#### RECORDS SUPPLIED
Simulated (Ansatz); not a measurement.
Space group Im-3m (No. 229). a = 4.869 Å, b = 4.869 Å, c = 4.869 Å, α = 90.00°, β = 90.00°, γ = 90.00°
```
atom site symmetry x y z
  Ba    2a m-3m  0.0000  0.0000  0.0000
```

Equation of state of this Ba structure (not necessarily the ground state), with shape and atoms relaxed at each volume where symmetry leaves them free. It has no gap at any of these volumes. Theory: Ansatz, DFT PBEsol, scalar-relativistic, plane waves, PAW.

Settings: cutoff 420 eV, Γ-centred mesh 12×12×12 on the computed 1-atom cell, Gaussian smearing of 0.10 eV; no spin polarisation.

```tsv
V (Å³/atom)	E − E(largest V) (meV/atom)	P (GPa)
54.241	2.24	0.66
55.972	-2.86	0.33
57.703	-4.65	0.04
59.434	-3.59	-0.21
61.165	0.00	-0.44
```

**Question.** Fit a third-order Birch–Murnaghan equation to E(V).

#### WORK REQUEST
Copy out every record again, letter for letter.

#### EXERCISE RESULT
Simulated (Ansatz); not a measurement.
Space group Im-3m (No. 229). a = 4.869 Å, b = 4.869 Å, c = 4.869 Å, α = 90.00°, β = 90.00°, γ = 90.00°
```
atom site symmetry x y z
  Ba    2a m-3m  0.0000  0.0000  0.0000
```

Equation of state of this Ba structure (not necessarily the ground state), with shape and atoms relaxed at each volume where symmetry leaves them free. It has no gap at any of these volumes. Theory: Ansatz, DFT PBEsol, scalar-relativistic, plane waves, PAW.

Settings: cutoff 420 eV, Γ-centred mesh 12×12×12 on the computed 1-atom cell, Gaussian smearing of 0.10 eV; no spin polarisation.

```tsv
V (Å³/atom)	E − E(largest V) (meV/atom)	P (GPa)
54.241	2.24	0.66
55.972	-2.86	0.33
57.703	-4.65	0.04
59.434	-3.59	-0.21
61.165	0.00	-0.44
```

**Question.** Fit a third-order Birch–Murnaghan equation to E(V).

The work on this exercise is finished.